Activity - Write out the entries below exactly, from the first line to the one with "Q: Over all", both ends included.

Supplied records -
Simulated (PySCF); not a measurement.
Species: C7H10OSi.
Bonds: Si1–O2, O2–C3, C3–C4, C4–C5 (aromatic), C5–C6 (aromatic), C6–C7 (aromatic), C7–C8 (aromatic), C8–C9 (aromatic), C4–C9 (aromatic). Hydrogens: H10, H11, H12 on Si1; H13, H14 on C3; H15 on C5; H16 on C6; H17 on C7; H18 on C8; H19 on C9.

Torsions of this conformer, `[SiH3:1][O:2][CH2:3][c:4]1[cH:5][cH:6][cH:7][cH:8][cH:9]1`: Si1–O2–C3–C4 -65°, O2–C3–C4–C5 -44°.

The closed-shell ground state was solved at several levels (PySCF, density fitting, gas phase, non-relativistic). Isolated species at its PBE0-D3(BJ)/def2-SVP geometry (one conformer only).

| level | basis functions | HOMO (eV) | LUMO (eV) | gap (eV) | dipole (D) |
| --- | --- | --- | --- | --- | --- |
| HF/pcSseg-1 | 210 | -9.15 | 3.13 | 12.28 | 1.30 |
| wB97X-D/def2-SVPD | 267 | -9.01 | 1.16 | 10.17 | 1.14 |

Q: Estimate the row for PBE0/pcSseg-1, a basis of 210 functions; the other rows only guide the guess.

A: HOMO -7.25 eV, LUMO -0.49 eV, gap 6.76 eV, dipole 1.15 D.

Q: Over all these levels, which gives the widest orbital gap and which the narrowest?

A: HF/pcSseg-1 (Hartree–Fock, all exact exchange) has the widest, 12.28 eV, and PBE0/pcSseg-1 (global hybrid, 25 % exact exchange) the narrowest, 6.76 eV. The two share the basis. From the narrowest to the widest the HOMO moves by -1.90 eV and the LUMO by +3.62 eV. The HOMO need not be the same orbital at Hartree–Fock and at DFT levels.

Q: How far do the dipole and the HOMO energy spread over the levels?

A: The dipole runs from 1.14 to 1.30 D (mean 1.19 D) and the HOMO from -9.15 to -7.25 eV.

Worked solution -
Simulated (PySCF); not a measurement.
Species: C7H10OSi.
Bonds: Si1–O2, O2–C3, C3–C4, C4–C5 (aromatic), C5–C6 (aromatic), C6–C7 (aromatic), C7–C8 (aromatic), C8–C9 (aromatic), C4–C9 (aromatic). Hydrogens: H10, H11, H12 on Si1; H13, H14 on C3; H15 on C5; H16 on C6; H17 on C7; H18 on C8; H19 on C9.

Torsions of this conformer, `[SiH3:1][O:2][CH2:3][c:4]1[cH:5][cH:6][cH:7][cH:8][cH:9]1`: Si1–O2–C3–C4 -65°, O2–C3–C4–C5 -44°.

The closed-shell ground state was solved at several levels (PySCF, density fitting, gas phase, non-relativistic). Isolated species at its PBE0-D3(BJ)/def2-SVP geometry (one conformer only).

| level | basis functions | HOMO (eV) | LUMO (eV) | gap (eV) | dipole (D) |
| --- | --- | --- | --- | --- | --- |
| HF/pcSseg-1 | 210 | -9.15 | 3.13 | 12.28 | 1.30 |
| wB97X-D/def2-SVPD | 267 | -9.01 | 1.16 | 10.17 | 1.14 |

Q: Estimate the row for PBE0/pcSseg-1, a basis of 210 functions; the other rows only guide the guess.

A: HOMO -7.25 eV, LUMO -0.49 eV, gap 6.76 eV, dipole 1.15 D.

Q: Over all these levels, which gives the widest orbital gap and which the narrowest?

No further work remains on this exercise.